Word for word, reproduce every record in the listing below.

### Record excerpts

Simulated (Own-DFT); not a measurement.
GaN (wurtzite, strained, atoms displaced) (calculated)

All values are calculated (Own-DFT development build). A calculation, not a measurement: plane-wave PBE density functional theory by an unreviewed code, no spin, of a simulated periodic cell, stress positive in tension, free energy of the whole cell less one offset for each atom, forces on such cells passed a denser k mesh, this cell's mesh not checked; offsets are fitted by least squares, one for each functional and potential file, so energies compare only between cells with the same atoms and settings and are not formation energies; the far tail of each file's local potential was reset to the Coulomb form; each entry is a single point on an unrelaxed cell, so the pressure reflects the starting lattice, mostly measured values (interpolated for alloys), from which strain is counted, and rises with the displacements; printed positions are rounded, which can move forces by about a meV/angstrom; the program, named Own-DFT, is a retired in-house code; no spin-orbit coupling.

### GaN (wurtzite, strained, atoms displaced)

######

Exercise output
Simulated (Own-DFT); not a measurement.
GaN (wurtzite, strained, atoms displaced) (calculated)

All values are calculated (Own-DFT development build). A calculation, not a measurement: plane-wave PBE density functional theory by an unreviewed code, no spin, of a simulated periodic cell, stress positive in tension, free energy of the whole cell less one offset for each atom, forces on such cells passed a denser k mesh, this cell's mesh not checked; offsets are fitted by least squares, one for each functional and potential file, so energies compare only between cells with the same atoms and settings and are not formation energies; the far tail of each file's local potential was reset to the Coulomb form; each entry is a single point on an unrelaxed cell, so the pressure reflects the starting lattice, mostly measured values (interpolated for alloys), from which strain is counted, and rises with the displacements; printed positions are rounded, which can move forces by about a meV/angstrom; the program, named Own-DFT, is a retired in-house code; no spin-orbit coupling.

### GaN (wurtzite, strained, atoms displaced)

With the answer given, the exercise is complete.